• **Activity**: Take the data below. Output it exactly from its first line through the line containing "The species carries".

%%
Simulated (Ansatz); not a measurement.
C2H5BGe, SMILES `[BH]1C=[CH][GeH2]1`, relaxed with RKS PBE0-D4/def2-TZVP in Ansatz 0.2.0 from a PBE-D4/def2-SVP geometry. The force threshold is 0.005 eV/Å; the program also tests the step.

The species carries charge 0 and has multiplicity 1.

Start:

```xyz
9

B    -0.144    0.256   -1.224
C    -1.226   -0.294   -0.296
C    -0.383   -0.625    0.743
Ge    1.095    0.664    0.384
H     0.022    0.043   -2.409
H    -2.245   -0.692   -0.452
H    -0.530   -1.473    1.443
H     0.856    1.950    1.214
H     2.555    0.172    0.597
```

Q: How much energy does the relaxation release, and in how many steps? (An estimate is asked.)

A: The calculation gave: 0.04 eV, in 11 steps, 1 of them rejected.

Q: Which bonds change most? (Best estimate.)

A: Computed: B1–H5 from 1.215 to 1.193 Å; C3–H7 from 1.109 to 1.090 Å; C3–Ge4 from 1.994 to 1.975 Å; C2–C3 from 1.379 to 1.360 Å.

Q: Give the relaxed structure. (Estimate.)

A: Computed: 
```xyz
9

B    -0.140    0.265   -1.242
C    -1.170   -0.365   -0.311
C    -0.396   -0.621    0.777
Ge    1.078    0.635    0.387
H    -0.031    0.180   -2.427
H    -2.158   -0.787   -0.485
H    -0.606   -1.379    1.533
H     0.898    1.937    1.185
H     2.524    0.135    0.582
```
%%

• **Answer section**:
Simulated (Ansatz); not a measurement.
C2H5BGe, SMILES `[BH]1C=[CH][GeH2]1`, relaxed with RKS PBE0-D4/def2-TZVP in Ansatz 0.2.0 from a PBE-D4/def2-SVP geometry. The force threshold is 0.005 eV/Å; the program also tests the step.

The species carries charge 0 and has multiplicity 1.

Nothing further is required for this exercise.